▸ **Dataset entries**:
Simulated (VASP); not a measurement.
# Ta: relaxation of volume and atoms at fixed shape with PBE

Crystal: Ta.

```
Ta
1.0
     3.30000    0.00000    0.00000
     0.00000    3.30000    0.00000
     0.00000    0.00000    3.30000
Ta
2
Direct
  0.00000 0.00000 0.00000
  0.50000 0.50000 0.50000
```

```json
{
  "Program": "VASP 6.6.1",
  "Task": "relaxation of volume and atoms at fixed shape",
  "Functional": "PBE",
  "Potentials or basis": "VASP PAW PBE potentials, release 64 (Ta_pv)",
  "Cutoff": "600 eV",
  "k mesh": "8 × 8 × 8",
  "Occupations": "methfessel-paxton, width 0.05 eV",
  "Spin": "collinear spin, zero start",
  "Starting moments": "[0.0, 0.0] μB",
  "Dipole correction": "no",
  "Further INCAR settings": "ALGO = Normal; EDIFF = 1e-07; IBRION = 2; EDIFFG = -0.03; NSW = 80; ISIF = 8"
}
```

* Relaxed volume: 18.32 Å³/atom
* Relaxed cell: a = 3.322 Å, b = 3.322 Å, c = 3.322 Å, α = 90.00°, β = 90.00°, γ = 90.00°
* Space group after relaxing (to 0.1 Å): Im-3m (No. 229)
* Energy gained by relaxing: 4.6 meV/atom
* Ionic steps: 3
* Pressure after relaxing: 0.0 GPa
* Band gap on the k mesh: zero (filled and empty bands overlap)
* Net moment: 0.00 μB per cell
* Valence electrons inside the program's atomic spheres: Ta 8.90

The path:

▸ **Action item**: Print the entries once more, character for character.

▸ **Task answer**:
Simulated (VASP); not a measurement.
# Ta: relaxation of volume and atoms at fixed shape with PBE

Crystal: Ta.

```
Ta
1.0
     3.30000    0.00000    0.00000
     0.00000    3.30000    0.00000
     0.00000    0.00000    3.30000
Ta
2
Direct
  0.00000 0.00000 0.00000
  0.50000 0.50000 0.50000
```

```json
{
  "Program": "VASP 6.6.1",
  "Task": "relaxation of volume and atoms at fixed shape",
  "Functional": "PBE",
  "Potentials or basis": "VASP PAW PBE potentials, release 64 (Ta_pv)",
  "Cutoff": "600 eV",
  "k mesh": "8 × 8 × 8",
  "Occupations": "methfessel-paxton, width 0.05 eV",
  "Spin": "collinear spin, zero start",
  "Starting moments": "[0.0, 0.0] μB",
  "Dipole correction": "no",
  "Further INCAR settings": "ALGO = Normal; EDIFF = 1e-07; IBRION = 2; EDIFFG = -0.03; NSW = 80; ISIF = 8"
}
```

* Relaxed volume: 18.32 Å³/atom
* Relaxed cell: a = 3.322 Å, b = 3.322 Å, c = 3.322 Å, α = 90.00°, β = 90.00°, γ = 90.00°
* Space group after relaxing (to 0.1 Å): Im-3m (No. 229)
* Energy gained by relaxing: 4.6 meV/atom
* Ionic steps: 3
* Pressure after relaxing: 0.0 GPa
* Band gap on the k mesh: zero (filled and empty bands overlap)
* Net moment: 0.00 μB per cell
* Valence electrons inside the program's atomic spheres: Ta 8.90

The path:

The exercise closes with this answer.